* [Exercise]
From the first line of the records through the line containing "Alike in both", retype every line exactly and nothing else.

* [Dataset extract]
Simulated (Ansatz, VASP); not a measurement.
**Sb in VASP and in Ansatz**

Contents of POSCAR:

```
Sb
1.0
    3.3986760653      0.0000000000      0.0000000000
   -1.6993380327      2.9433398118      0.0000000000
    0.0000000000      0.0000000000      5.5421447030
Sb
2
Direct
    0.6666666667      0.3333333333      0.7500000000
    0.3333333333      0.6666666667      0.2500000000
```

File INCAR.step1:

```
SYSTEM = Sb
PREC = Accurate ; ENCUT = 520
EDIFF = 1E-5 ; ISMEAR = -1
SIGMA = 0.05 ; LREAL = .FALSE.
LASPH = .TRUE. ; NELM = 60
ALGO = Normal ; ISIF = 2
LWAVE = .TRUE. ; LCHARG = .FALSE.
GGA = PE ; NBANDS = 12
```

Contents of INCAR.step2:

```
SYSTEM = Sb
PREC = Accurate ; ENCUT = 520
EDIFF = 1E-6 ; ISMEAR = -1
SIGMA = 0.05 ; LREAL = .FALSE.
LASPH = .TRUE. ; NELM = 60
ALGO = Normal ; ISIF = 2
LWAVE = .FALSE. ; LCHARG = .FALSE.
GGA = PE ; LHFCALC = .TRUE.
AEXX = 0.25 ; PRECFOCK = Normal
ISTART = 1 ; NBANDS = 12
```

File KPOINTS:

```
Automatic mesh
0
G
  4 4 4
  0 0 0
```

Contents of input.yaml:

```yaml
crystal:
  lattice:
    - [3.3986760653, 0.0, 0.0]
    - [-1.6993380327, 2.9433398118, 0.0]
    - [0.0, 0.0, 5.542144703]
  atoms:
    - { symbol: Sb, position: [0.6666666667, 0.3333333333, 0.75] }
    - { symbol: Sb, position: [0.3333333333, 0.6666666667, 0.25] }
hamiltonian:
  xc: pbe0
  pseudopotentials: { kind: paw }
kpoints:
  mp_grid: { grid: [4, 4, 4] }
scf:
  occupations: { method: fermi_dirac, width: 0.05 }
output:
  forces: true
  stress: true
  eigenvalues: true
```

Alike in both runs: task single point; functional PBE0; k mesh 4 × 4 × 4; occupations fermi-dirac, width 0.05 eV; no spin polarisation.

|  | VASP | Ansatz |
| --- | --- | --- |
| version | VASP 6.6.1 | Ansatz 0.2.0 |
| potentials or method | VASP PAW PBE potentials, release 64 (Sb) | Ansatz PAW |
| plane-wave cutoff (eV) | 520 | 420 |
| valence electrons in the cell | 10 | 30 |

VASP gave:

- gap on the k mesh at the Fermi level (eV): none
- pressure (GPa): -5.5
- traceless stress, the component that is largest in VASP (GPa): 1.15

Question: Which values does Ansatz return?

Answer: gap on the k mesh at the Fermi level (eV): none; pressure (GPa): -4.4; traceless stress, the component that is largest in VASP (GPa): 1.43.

* [Written reply]
Simulated (Ansatz, VASP); not a measurement.
**Sb in VASP and in Ansatz**

Contents of POSCAR:

```
Sb
1.0
    3.3986760653      0.0000000000      0.0000000000
   -1.6993380327      2.9433398118      0.0000000000
    0.0000000000      0.0000000000      5.5421447030
Sb
2
Direct
    0.6666666667      0.3333333333      0.7500000000
    0.3333333333      0.6666666667      0.2500000000
```

File INCAR.step1:

```
SYSTEM = Sb
PREC = Accurate ; ENCUT = 520
EDIFF = 1E-5 ; ISMEAR = -1
SIGMA = 0.05 ; LREAL = .FALSE.
LASPH = .TRUE. ; NELM = 60
ALGO = Normal ; ISIF = 2
LWAVE = .TRUE. ; LCHARG = .FALSE.
GGA = PE ; NBANDS = 12
```

Contents of INCAR.step2:

```
SYSTEM = Sb
PREC = Accurate ; ENCUT = 520
EDIFF = 1E-6 ; ISMEAR = -1
SIGMA = 0.05 ; LREAL = .FALSE.
LASPH = .TRUE. ; NELM = 60
ALGO = Normal ; ISIF = 2
LWAVE = .FALSE. ; LCHARG = .FALSE.
GGA = PE ; LHFCALC = .TRUE.
AEXX = 0.25 ; PRECFOCK = Normal
ISTART = 1 ; NBANDS = 12
```

File KPOINTS:

```
Automatic mesh
0
G
  4 4 4
  0 0 0
```

Contents of input.yaml:

```yaml
crystal:
  lattice:
    - [3.3986760653, 0.0, 0.0]
    - [-1.6993380327, 2.9433398118, 0.0]
    - [0.0, 0.0, 5.542144703]
  atoms:
    - { symbol: Sb, position: [0.6666666667, 0.3333333333, 0.75] }
    - { symbol: Sb, position: [0.3333333333, 0.6666666667, 0.25] }
hamiltonian:
  xc: pbe0
  pseudopotentials: { kind: paw }
kpoints:
  mp_grid: { grid: [4, 4, 4] }
scf:
  occupations: { method: fermi_dirac, width: 0.05 }
output:
  forces: true
  stress: true
  eigenvalues: true
```

Alike in both runs: task single point; functional PBE0; k mesh 4 × 4 × 4; occupations fermi-dirac, width 0.05 eV; no spin polarisation.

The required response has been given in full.